* EXERCISE
Exactly retype the lines of the material from its first line to the line with "Output of the", including both.

* RECORD SET
* * * * * * * * *
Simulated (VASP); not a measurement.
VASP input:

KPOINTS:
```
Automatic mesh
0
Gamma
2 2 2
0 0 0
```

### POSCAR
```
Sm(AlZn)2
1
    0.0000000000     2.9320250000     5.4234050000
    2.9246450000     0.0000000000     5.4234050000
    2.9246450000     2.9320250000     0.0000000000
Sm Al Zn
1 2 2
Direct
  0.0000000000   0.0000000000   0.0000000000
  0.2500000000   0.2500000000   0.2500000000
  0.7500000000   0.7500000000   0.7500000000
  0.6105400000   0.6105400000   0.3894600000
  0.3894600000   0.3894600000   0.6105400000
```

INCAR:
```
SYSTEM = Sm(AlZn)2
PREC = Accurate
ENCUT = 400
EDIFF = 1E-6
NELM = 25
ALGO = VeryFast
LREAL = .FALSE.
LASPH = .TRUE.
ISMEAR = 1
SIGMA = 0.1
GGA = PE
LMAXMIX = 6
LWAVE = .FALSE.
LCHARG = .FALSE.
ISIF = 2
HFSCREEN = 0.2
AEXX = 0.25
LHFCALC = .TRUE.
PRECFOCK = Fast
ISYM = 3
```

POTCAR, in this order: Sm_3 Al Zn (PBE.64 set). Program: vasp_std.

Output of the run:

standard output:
* * * * * * * * *

* RESPONSE BOX
Simulated (VASP); not a measurement.
VASP input:

KPOINTS:
```
Automatic mesh
0
Gamma
2 2 2
0 0 0
```

### POSCAR
```
Sm(AlZn)2
1
    0.0000000000     2.9320250000     5.4234050000
    2.9246450000     0.0000000000     5.4234050000
    2.9246450000     2.9320250000     0.0000000000
Sm Al Zn
1 2 2
Direct
  0.0000000000   0.0000000000   0.0000000000
  0.2500000000   0.2500000000   0.2500000000
  0.7500000000   0.7500000000   0.7500000000
  0.6105400000   0.6105400000   0.3894600000
  0.3894600000   0.3894600000   0.6105400000
```

INCAR:
```
SYSTEM = Sm(AlZn)2
PREC = Accurate
ENCUT = 400
EDIFF = 1E-6
NELM = 25
ALGO = VeryFast
LREAL = .FALSE.
LASPH = .TRUE.
ISMEAR = 1
SIGMA = 0.1
GGA = PE
LMAXMIX = 6
LWAVE = .FALSE.
LCHARG = .FALSE.
ISIF = 2
HFSCREEN = 0.2
AEXX = 0.25
LHFCALC = .TRUE.
PRECFOCK = Fast
ISYM = 3
```

POTCAR, in this order: Sm_3 Al Zn (PBE.64 set). Program: vasp_std.

Output of the run:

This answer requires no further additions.